> Extracted data:
┏━━

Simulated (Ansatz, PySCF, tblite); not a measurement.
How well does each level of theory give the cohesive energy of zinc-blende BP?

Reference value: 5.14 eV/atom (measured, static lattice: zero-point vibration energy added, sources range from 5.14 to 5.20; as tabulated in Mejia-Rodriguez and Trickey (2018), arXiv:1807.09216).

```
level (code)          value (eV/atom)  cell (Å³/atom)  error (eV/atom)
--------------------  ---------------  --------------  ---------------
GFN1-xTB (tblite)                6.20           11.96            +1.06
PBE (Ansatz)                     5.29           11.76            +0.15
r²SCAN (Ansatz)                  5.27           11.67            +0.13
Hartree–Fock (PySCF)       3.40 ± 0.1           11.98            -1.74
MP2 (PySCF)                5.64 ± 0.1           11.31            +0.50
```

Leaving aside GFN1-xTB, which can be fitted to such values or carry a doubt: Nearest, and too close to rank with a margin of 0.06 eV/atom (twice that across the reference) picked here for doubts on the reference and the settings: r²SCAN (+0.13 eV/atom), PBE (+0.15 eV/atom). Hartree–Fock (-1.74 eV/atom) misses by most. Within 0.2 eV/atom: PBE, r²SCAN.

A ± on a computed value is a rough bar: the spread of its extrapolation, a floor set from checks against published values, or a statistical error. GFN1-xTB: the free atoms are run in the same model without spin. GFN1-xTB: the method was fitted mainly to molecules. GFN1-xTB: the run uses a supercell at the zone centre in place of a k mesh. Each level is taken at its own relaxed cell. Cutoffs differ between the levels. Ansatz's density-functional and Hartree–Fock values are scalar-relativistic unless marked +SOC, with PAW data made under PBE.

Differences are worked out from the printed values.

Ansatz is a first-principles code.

┗━━

> Work item: Give back exactly the lines of the listing above, starting with its first line and ending with the line that holds "Leaving aside GFN1-xTB, which".

> Written solution:
Simulated (Ansatz, PySCF, tblite); not a measurement.
How well does each level of theory give the cohesive energy of zinc-blende BP?

Reference value: 5.14 eV/atom (measured, static lattice: zero-point vibration energy added, sources range from 5.14 to 5.20; as tabulated in Mejia-Rodriguez and Trickey (2018), arXiv:1807.09216).

```
level (code)          value (eV/atom)  cell (Å³/atom)  error (eV/atom)
--------------------  ---------------  --------------  ---------------
GFN1-xTB (tblite)                6.20           11.96            +1.06
PBE (Ansatz)                     5.29           11.76            +0.15
r²SCAN (Ansatz)                  5.27           11.67            +0.13
Hartree–Fock (PySCF)       3.40 ± 0.1           11.98            -1.74
MP2 (PySCF)                5.64 ± 0.1           11.31            +0.50
```

Leaving aside GFN1-xTB, which can be fitted to such values or carry a doubt: Nearest, and too close to rank with a margin of 0.06 eV/atom (twice that across the reference) picked here for doubts on the reference and the settings: r²SCAN (+0.13 eV/atom), PBE (+0.15 eV/atom). Hartree–Fock (-1.74 eV/atom) misses by most. Within 0.2 eV/atom: PBE, r²SCAN.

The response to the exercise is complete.